# Task item:
Output the data below exactly. Leave nothing out.

>>

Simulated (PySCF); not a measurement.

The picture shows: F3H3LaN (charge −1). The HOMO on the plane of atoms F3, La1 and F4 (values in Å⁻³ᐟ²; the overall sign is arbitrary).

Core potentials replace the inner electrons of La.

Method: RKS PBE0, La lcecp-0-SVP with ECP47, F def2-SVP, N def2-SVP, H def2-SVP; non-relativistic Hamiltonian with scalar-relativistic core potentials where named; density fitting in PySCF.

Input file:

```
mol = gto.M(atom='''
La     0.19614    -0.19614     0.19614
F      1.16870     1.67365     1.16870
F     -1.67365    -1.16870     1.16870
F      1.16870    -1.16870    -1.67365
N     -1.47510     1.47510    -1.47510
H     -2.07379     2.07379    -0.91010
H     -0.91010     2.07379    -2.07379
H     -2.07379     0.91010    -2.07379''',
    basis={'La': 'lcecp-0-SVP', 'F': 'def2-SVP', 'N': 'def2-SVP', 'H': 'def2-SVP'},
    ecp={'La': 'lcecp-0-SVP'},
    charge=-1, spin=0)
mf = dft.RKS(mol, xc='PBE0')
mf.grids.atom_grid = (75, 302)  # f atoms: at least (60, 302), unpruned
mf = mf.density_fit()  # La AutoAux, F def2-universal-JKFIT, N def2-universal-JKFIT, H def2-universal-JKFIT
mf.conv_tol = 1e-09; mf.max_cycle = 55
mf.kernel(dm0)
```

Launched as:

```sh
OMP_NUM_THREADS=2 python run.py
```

<<

# Exercise answer:
Simulated (PySCF); not a measurement.

The picture shows: F3H3LaN (charge −1). The HOMO on the plane of atoms F3, La1 and F4 (values in Å⁻³ᐟ²; the overall sign is arbitrary).

Core potentials replace the inner electrons of La.

Method: RKS PBE0, La lcecp-0-SVP with ECP47, F def2-SVP, N def2-SVP, H def2-SVP; non-relativistic Hamiltonian with scalar-relativistic core potentials where named; density fitting in PySCF.

Input file:

```
mol = gto.M(atom='''
La     0.19614    -0.19614     0.19614
F      1.16870     1.67365     1.16870
F     -1.67365    -1.16870     1.16870
F      1.16870    -1.16870    -1.67365
N     -1.47510     1.47510    -1.47510
H     -2.07379     2.07379    -0.91010
H     -0.91010     2.07379    -2.07379
H     -2.07379     0.91010    -2.07379''',
    basis={'La': 'lcecp-0-SVP', 'F': 'def2-SVP', 'N': 'def2-SVP', 'H': 'def2-SVP'},
    ecp={'La': 'lcecp-0-SVP'},
    charge=-1, spin=0)
mf = dft.RKS(mol, xc='PBE0')
mf.grids.atom_grid = (75, 302)  # f atoms: at least (60, 302), unpruned
mf = mf.density_fit()  # La AutoAux, F def2-universal-JKFIT, N def2-universal-JKFIT, H def2-universal-JKFIT
mf.conv_tol = 1e-09; mf.max_cycle = 55
mf.kernel(dm0)
```

Launched as:

```sh
OMP_NUM_THREADS=2 python run.py
```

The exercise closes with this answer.